ACTION ITEM: Return the records exactly, with nothing added.

PROVIDED RECORDS:
'''

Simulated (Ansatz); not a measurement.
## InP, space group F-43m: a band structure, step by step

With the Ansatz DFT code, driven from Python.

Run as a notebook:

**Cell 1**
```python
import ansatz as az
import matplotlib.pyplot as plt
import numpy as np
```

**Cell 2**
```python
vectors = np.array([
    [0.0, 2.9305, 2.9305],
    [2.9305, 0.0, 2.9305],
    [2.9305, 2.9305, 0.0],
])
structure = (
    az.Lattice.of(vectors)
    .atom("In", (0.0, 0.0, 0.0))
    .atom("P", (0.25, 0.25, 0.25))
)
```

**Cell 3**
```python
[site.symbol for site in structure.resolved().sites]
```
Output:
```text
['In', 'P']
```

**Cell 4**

'''

EXPECTED ANSWER:
Simulated (Ansatz); not a measurement.
## InP, space group F-43m: a band structure, step by step

With the Ansatz DFT code, driven from Python.

Run as a notebook:

**Cell 1**
```python
import ansatz as az
import matplotlib.pyplot as plt
import numpy as np
```

**Cell 2**
```python
vectors = np.array([
    [0.0, 2.9305, 2.9305],
    [2.9305, 0.0, 2.9305],
    [2.9305, 2.9305, 0.0],
])
structure = (
    az.Lattice.of(vectors)
    .atom("In", (0.0, 0.0, 0.0))
    .atom("P", (0.25, 0.25, 0.25))
)
```

**Cell 3**
```python
[site.symbol for site in structure.resolved().sites]
```
Output:
```text
['In', 'P']
```

**Cell 4**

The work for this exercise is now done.